*STUDY MATERIAL*:
▬▬▬▬▬▬▬▬▬▬

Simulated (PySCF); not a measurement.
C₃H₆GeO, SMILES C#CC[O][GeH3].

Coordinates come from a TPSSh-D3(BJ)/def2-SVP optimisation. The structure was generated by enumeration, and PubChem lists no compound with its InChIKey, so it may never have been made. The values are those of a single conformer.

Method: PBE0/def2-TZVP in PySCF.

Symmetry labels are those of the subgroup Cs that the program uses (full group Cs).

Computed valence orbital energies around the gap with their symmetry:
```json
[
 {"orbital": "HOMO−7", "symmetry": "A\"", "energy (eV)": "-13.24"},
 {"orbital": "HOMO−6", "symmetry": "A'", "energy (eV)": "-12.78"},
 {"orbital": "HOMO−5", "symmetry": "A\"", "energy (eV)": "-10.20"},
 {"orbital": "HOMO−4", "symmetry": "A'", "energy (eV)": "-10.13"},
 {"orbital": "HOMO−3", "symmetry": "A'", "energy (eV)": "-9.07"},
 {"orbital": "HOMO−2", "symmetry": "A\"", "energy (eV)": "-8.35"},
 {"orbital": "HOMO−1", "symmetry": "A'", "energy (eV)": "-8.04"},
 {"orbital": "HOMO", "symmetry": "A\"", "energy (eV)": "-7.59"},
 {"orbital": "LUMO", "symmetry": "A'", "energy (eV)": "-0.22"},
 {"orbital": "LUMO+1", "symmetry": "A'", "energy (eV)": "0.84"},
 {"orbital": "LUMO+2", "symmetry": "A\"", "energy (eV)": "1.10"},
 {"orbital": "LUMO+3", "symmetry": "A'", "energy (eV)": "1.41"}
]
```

▬▬▬▬▬▬▬▬▬▬

*WORK INSTRUCTION*: Look above and repeat, character for character, the lines from the first one to the line with "C₃H₆GeO, SMILES C#CC[O][GeH3].", counting both.

*ANSWER SPACE*:
Simulated (PySCF); not a measurement.
C₃H₆GeO, SMILES C#CC[O][GeH3].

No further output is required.